DATASET EXTRACT:
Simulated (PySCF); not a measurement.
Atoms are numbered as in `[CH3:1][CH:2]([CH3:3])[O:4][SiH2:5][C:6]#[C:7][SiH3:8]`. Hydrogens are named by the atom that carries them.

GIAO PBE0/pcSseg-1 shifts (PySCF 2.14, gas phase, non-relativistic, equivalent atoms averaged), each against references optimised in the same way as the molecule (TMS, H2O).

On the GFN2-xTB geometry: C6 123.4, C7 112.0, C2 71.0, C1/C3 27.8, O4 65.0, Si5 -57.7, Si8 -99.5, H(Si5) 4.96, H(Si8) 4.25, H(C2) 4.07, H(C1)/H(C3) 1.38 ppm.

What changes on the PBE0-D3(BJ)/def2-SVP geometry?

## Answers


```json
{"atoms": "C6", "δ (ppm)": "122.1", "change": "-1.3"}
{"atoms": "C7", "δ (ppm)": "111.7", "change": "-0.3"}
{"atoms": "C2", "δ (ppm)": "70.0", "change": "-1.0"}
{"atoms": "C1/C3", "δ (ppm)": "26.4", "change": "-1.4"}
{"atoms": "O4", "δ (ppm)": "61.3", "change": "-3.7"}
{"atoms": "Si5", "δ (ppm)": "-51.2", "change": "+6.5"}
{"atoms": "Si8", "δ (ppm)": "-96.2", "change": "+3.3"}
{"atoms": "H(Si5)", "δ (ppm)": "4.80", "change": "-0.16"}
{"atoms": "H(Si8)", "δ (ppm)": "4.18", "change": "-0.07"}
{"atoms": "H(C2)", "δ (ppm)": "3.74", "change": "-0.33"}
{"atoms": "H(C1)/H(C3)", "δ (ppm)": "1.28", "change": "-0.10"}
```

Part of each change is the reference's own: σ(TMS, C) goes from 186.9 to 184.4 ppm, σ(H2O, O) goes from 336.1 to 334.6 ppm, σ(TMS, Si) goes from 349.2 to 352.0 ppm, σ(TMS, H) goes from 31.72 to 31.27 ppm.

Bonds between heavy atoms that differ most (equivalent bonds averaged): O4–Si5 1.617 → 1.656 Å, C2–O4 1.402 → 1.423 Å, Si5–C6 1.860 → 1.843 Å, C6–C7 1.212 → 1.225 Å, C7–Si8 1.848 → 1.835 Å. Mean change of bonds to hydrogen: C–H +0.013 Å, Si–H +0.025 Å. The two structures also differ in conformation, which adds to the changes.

ACTIVITY:
Nothing but the lines from the start of the data through the line holding "Part of each" should be restated, and each one exactly.

TASK RESULT:
Simulated (PySCF); not a measurement.
Atoms are numbered as in `[CH3:1][CH:2]([CH3:3])[O:4][SiH2:5][C:6]#[C:7][SiH3:8]`. Hydrogens are named by the atom that carries them.

GIAO PBE0/pcSseg-1 shifts (PySCF 2.14, gas phase, non-relativistic, equivalent atoms averaged), each against references optimised in the same way as the molecule (TMS, H2O).

On the GFN2-xTB geometry: C6 123.4, C7 112.0, C2 71.0, C1/C3 27.8, O4 65.0, Si5 -57.7, Si8 -99.5, H(Si5) 4.96, H(Si8) 4.25, H(C2) 4.07, H(C1)/H(C3) 1.38 ppm.

What changes on the PBE0-D3(BJ)/def2-SVP geometry?

## Answers


```json
{"atoms": "C6", "δ (ppm)": "122.1", "change": "-1.3"}
{"atoms": "C7", "δ (ppm)": "111.7", "change": "-0.3"}
{"atoms": "C2", "δ (ppm)": "70.0", "change": "-1.0"}
{"atoms": "C1/C3", "δ (ppm)": "26.4", "change": "-1.4"}
{"atoms": "O4", "δ (ppm)": "61.3", "change": "-3.7"}
{"atoms": "Si5", "δ (ppm)": "-51.2", "change": "+6.5"}
{"atoms": "Si8", "δ (ppm)": "-96.2", "change": "+3.3"}
{"atoms": "H(Si5)", "δ (ppm)": "4.80", "change": "-0.16"}
{"atoms": "H(Si8)", "δ (ppm)": "4.18", "change": "-0.07"}
{"atoms": "H(C2)", "δ (ppm)": "3.74", "change": "-0.33"}
{"atoms": "H(C1)/H(C3)", "δ (ppm)": "1.28", "change": "-0.10"}
```

Part of each change is the reference's own: σ(TMS, C) goes from 186.9 to 184.4 ppm, σ(H2O, O) goes from 336.1 to 334.6 ppm, σ(TMS, Si) goes from 349.2 to 352.0 ppm, σ(TMS, H) goes from 31.72 to 31.27 ppm.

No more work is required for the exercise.